........

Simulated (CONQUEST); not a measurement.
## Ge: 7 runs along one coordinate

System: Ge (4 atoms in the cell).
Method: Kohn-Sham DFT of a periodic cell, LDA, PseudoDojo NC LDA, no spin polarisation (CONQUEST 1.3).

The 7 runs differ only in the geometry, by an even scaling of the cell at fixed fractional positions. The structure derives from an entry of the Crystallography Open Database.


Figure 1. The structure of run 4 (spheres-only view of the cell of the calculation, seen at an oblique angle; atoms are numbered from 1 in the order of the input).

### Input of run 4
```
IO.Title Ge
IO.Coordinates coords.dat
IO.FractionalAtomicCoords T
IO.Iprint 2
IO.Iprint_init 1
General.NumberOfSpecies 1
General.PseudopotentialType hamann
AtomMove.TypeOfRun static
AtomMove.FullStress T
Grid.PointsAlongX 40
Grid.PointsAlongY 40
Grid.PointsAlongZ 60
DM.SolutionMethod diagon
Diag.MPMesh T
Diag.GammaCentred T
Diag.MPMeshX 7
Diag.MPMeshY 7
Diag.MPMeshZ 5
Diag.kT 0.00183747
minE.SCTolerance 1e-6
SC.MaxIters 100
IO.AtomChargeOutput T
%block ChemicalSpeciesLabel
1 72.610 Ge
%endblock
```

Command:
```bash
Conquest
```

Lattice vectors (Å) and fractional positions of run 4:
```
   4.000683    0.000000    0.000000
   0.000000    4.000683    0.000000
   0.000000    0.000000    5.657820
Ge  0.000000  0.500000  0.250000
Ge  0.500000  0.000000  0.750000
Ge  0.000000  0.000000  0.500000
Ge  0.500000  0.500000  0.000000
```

........

Copy every entry exactly.

Simulated (CONQUEST); not a measurement.
## Ge: 7 runs along one coordinate

System: Ge (4 atoms in the cell).
Method: Kohn-Sham DFT of a periodic cell, LDA, PseudoDojo NC LDA, no spin polarisation (CONQUEST 1.3).

The 7 runs differ only in the geometry, by an even scaling of the cell at fixed fractional positions. The structure derives from an entry of the Crystallography Open Database.


Figure 1. The structure of run 4 (spheres-only view of the cell of the calculation, seen at an oblique angle; atoms are numbered from 1 in the order of the input).

### Input of run 4
```
IO.Title Ge
IO.Coordinates coords.dat
IO.FractionalAtomicCoords T
IO.Iprint 2
IO.Iprint_init 1
General.NumberOfSpecies 1
General.PseudopotentialType hamann
AtomMove.TypeOfRun static
AtomMove.FullStress T
Grid.PointsAlongX 40
Grid.PointsAlongY 40
Grid.PointsAlongZ 60
DM.SolutionMethod diagon
Diag.MPMesh T
Diag.GammaCentred T
Diag.MPMeshX 7
Diag.MPMeshY 7
Diag.MPMeshZ 5
Diag.kT 0.00183747
minE.SCTolerance 1e-6
SC.MaxIters 100
IO.AtomChargeOutput T
%block ChemicalSpeciesLabel
1 72.610 Ge
%endblock
```

Command:
```bash
Conquest
```

Lattice vectors (Å) and fractional positions of run 4:
```
   4.000683    0.000000    0.000000
   0.000000    4.000683    0.000000
   0.000000    0.000000    5.657820
Ge  0.000000  0.500000  0.250000
Ge  0.500000  0.000000  0.750000
Ge  0.000000  0.000000  0.500000
Ge  0.500000  0.500000  0.000000
```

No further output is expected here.